## ASSIGNED TASK:
Copy exactly the lines from the first line of the records below through the line containing "## (1) Set-up", including both, and nothing else.

## EXTRACTED RECORDS:
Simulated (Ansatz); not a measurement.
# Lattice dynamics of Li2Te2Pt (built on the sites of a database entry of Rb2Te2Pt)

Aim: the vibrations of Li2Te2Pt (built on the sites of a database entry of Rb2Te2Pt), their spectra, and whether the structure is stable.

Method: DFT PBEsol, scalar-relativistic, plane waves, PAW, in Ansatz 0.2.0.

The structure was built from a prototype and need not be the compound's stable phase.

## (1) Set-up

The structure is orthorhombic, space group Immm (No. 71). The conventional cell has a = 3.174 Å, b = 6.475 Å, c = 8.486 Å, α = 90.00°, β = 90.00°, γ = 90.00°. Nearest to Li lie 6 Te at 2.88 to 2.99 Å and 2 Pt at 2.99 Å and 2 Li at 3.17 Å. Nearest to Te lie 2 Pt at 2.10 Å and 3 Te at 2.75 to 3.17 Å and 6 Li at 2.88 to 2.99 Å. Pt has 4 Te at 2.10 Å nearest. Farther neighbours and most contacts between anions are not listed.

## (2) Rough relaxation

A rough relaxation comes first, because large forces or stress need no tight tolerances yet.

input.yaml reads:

## YOUR RESPONSE:
Simulated (Ansatz); not a measurement.
# Lattice dynamics of Li2Te2Pt (built on the sites of a database entry of Rb2Te2Pt)

Aim: the vibrations of Li2Te2Pt (built on the sites of a database entry of Rb2Te2Pt), their spectra, and whether the structure is stable.

Method: DFT PBEsol, scalar-relativistic, plane waves, PAW, in Ansatz 0.2.0.

The structure was built from a prototype and need not be the compound's stable phase.

## (1) Set-up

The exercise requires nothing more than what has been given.